> **SOURCE DATA**
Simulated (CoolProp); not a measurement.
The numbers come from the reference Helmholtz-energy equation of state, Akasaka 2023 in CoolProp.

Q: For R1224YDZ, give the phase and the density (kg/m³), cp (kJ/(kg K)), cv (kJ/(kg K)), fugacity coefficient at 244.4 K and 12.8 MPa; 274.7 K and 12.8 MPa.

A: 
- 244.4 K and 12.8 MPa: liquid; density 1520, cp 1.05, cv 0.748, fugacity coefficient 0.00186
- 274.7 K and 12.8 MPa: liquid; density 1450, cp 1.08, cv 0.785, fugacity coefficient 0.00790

> **REQUIREMENT**
From the opening line of the data above, please print each line as written up to and including the line that contains "- 244.4 K and", and nothing more.

> **EXERCISE OUTPUT**
Simulated (CoolProp); not a measurement.
The numbers come from the reference Helmholtz-energy equation of state, Akasaka 2023 in CoolProp.

Q: For R1224YDZ, give the phase and the density (kg/m³), cp (kJ/(kg K)), cv (kJ/(kg K)), fugacity coefficient at 244.4 K and 12.8 MPa; 274.7 K and 12.8 MPa.

A: 
- 244.4 K and 12.8 MPa: liquid; density 1520, cp 1.05, cv 0.748, fugacity coefficient 0.00186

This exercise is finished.